■ **EXERCISE**
Output, word for word, every line from the start of the listing down to and including the line that contains "VASP's potentials were"; include nothing else.

(DATA RECORDS begins)

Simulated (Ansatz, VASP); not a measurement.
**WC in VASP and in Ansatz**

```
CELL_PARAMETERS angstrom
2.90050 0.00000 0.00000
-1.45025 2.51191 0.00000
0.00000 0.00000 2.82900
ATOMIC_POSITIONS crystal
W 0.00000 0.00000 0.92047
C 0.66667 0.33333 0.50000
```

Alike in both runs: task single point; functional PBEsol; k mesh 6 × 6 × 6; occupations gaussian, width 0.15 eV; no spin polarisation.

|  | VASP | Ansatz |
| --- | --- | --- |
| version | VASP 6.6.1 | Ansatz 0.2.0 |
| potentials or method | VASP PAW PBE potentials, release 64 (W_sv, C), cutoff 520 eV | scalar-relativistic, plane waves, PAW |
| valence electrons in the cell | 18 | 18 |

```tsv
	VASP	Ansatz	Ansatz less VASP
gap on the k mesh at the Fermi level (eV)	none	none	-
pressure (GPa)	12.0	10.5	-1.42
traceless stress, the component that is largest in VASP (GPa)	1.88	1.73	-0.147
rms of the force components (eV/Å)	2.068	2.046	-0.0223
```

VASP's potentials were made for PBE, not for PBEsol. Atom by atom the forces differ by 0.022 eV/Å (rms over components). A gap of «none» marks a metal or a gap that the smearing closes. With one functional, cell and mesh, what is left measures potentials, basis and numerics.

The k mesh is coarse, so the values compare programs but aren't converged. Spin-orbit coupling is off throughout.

(DATA RECORDS ends)

■ **EXPECTED ANSWER**
Simulated (Ansatz, VASP); not a measurement.
**WC in VASP and in Ansatz**

```
CELL_PARAMETERS angstrom
2.90050 0.00000 0.00000
-1.45025 2.51191 0.00000
0.00000 0.00000 2.82900
ATOMIC_POSITIONS crystal
W 0.00000 0.00000 0.92047
C 0.66667 0.33333 0.50000
```

Alike in both runs: task single point; functional PBEsol; k mesh 6 × 6 × 6; occupations gaussian, width 0.15 eV; no spin polarisation.

|  | VASP | Ansatz |
| --- | --- | --- |
| version | VASP 6.6.1 | Ansatz 0.2.0 |
| potentials or method | VASP PAW PBE potentials, release 64 (W_sv, C), cutoff 520 eV | scalar-relativistic, plane waves, PAW |
| valence electrons in the cell | 18 | 18 |

```tsv
	VASP	Ansatz	Ansatz less VASP
gap on the k mesh at the Fermi level (eV)	none	none	-
pressure (GPa)	12.0	10.5	-1.42
traceless stress, the component that is largest in VASP (GPa)	1.88	1.73	-0.147
rms of the force components (eV/Å)	2.068	2.046	-0.0223
```

VASP's potentials were made for PBE, not for PBEsol. Atom by atom the forces differ by 0.022 eV/Å (rms over components). A gap of «none» marks a metal or a gap that the smearing closes. With one functional, cell and mesh, what is left measures potentials, basis and numerics.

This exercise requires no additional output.